| Brief |
Copy out each line below exactly as written.

| Recorded information |
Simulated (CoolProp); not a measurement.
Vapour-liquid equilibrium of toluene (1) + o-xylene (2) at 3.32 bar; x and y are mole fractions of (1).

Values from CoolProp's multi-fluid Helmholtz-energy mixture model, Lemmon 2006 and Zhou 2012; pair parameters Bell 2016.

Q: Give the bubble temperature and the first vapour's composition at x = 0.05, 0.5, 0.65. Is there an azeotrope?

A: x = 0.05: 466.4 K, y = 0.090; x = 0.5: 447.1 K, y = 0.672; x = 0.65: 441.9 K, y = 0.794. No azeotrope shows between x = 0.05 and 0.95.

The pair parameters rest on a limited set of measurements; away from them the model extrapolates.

| Exercise solution |
Simulated (CoolProp); not a measurement.
Vapour-liquid equilibrium of toluene (1) + o-xylene (2) at 3.32 bar; x and y are mole fractions of (1).

Values from CoolProp's multi-fluid Helmholtz-energy mixture model, Lemmon 2006 and Zhou 2012; pair parameters Bell 2016.

Q: Give the bubble temperature and the first vapour's composition at x = 0.05, 0.5, 0.65. Is there an azeotrope?

A: x = 0.05: 466.4 K, y = 0.090; x = 0.5: 447.1 K, y = 0.672; x = 0.65: 441.9 K, y = 0.794. No azeotrope shows between x = 0.05 and 0.95.

The pair parameters rest on a limited set of measurements; away from them the model extrapolates.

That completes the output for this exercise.